================================
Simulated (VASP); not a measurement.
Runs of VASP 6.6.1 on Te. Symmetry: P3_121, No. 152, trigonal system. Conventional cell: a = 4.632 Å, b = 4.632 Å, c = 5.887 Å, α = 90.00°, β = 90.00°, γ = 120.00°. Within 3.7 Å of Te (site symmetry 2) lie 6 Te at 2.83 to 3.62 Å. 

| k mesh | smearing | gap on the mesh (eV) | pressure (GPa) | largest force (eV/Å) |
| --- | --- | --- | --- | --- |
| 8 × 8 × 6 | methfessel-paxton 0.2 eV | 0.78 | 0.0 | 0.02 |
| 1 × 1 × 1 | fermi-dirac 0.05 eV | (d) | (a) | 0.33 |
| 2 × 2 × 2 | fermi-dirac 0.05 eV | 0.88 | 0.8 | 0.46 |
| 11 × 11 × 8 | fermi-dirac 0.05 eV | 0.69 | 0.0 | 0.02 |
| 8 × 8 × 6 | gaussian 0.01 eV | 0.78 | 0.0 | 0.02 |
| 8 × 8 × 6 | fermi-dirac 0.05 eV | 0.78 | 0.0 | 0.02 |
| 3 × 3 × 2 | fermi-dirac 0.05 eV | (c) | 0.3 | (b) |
================================

Considering only the material above, set down every line from the one with "force (eV/Å) |" to the one with "(d) | (a) | 0.33 |", inclusive, exactly as written.

* _YOUR RESPONSE_
| k mesh | smearing | gap on the mesh (eV) | pressure (GPa) | largest force (eV/Å) |
| --- | --- | --- | --- | --- |
| 8 × 8 × 6 | methfessel-paxton 0.2 eV | 0.78 | 0.0 | 0.02 |
| 1 × 1 × 1 | fermi-dirac 0.05 eV | (d) | (a) | 0.33 |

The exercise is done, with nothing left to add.